Activity
Would you please transcribe, exactly as written, the lines of the entries below starting at the one that holds "- pressure (GPa): 13.6" and ending at the one that holds "gap on the k mesh at the Fermi level (eV): none;", both included?

Supplied entries
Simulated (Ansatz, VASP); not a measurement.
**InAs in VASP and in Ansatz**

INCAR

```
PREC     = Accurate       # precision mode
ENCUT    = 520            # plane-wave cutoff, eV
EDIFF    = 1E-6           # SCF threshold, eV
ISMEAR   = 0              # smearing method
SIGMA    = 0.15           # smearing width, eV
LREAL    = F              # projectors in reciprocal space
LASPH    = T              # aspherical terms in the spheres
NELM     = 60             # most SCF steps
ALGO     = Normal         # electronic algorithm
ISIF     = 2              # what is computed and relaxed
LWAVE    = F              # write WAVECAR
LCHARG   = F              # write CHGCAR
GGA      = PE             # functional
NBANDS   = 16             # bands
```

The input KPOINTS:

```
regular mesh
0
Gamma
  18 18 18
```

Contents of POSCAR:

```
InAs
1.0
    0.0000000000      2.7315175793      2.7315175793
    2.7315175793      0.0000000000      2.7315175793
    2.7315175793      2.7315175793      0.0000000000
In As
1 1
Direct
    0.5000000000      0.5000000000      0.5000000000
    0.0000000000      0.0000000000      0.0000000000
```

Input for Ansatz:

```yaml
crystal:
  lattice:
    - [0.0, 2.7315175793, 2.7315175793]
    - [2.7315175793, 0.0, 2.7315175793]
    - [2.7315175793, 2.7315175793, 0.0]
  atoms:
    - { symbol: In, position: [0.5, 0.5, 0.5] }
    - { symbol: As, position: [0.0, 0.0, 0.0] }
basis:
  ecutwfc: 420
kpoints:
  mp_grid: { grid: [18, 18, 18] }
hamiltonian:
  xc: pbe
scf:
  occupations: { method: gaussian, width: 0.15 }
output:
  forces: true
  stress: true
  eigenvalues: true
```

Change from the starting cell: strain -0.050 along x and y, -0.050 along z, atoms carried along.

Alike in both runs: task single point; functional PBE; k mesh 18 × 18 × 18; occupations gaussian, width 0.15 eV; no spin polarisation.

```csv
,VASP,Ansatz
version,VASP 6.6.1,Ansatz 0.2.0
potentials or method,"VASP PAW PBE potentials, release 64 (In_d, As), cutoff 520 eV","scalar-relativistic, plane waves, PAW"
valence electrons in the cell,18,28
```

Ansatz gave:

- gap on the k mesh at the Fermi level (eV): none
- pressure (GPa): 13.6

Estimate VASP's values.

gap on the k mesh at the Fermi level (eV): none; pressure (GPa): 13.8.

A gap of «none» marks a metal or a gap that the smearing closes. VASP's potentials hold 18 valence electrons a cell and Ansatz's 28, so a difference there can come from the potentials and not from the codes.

Exercise result
- pressure (GPa): 13.6

Estimate VASP's values.

gap on the k mesh at the Fermi level (eV): none; pressure (GPa): 13.8.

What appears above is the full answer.